[Activity]
Retype, word for word, every line of the records below starting at the one that contains "Alike in both" and ending at the one that contains "from the codes."; include both of those lines and nothing more.

**** Material shown
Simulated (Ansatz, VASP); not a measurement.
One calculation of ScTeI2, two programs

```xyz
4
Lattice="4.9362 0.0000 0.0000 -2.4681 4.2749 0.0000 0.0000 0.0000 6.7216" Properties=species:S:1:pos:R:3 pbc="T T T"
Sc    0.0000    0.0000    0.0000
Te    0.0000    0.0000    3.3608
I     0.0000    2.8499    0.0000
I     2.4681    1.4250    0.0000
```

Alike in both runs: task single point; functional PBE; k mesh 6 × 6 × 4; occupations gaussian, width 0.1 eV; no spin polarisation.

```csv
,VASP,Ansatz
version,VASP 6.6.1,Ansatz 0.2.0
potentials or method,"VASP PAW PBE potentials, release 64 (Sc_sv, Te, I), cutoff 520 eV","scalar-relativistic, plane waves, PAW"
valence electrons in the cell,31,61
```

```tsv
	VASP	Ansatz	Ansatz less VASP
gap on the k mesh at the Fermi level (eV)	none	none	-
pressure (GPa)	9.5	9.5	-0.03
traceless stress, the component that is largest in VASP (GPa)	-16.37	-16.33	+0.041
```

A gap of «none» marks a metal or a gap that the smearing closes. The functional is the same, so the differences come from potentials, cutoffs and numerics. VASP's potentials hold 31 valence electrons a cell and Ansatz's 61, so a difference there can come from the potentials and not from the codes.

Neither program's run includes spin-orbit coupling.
********

[Exercise output]
Alike in both runs: task single point; functional PBE; k mesh 6 × 6 × 4; occupations gaussian, width 0.1 eV; no spin polarisation.

```csv
,VASP,Ansatz
version,VASP 6.6.1,Ansatz 0.2.0
potentials or method,"VASP PAW PBE potentials, release 64 (Sc_sv, Te, I), cutoff 520 eV","scalar-relativistic, plane waves, PAW"
valence electrons in the cell,31,61
```

```tsv
	VASP	Ansatz	Ansatz less VASP
gap on the k mesh at the Fermi level (eV)	none	none	-
pressure (GPa)	9.5	9.5	-0.03
traceless stress, the component that is largest in VASP (GPa)	-16.37	-16.33	+0.041
```

A gap of «none» marks a metal or a gap that the smearing closes. The functional is the same, so the differences come from potentials, cutoffs and numerics. VASP's potentials hold 31 valence electrons a cell and Ansatz's 61, so a difference there can come from the potentials and not from the codes.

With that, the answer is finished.